· · · · · · ·

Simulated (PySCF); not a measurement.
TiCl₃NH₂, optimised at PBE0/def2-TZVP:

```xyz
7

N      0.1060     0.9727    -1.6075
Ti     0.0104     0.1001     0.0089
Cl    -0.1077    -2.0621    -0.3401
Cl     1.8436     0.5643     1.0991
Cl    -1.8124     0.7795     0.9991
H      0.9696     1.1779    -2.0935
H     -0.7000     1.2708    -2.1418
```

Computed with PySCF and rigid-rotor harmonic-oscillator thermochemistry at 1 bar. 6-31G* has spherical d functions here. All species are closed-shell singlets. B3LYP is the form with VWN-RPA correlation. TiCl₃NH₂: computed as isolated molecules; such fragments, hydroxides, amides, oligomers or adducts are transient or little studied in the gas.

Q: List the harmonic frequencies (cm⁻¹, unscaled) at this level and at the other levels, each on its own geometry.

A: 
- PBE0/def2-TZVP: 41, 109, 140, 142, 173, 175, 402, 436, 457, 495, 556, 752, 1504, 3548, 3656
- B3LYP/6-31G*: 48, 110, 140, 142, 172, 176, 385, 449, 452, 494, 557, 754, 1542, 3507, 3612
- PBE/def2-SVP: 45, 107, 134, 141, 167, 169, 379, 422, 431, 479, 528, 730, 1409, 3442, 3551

· · · · · · ·

**WORK REQUEST:** Transcribe the records exactly as given.

**EXPECTED ANSWER:**
Simulated (PySCF); not a measurement.
TiCl₃NH₂, optimised at PBE0/def2-TZVP:

```xyz
7

N      0.1060     0.9727    -1.6075
Ti     0.0104     0.1001     0.0089
Cl    -0.1077    -2.0621    -0.3401
Cl     1.8436     0.5643     1.0991
Cl    -1.8124     0.7795     0.9991
H      0.9696     1.1779    -2.0935
H     -0.7000     1.2708    -2.1418
```

Computed with PySCF and rigid-rotor harmonic-oscillator thermochemistry at 1 bar. 6-31G* has spherical d functions here. All species are closed-shell singlets. B3LYP is the form with VWN-RPA correlation. TiCl₃NH₂: computed as isolated molecules; such fragments, hydroxides, amides, oligomers or adducts are transient or little studied in the gas.

Q: List the harmonic frequencies (cm⁻¹, unscaled) at this level and at the other levels, each on its own geometry.

A: 
- PBE0/def2-TZVP: 41, 109, 140, 142, 173, 175, 402, 436, 457, 495, 556, 752, 1504, 3548, 3656
- B3LYP/6-31G*: 48, 110, 140, 142, 172, 176, 385, 449, 452, 494, 557, 754, 1542, 3507, 3612
- PBE/def2-SVP: 45, 107, 134, 141, 167, 169, 379, 422, 431, 479, 528, 730, 1409, 3442, 3551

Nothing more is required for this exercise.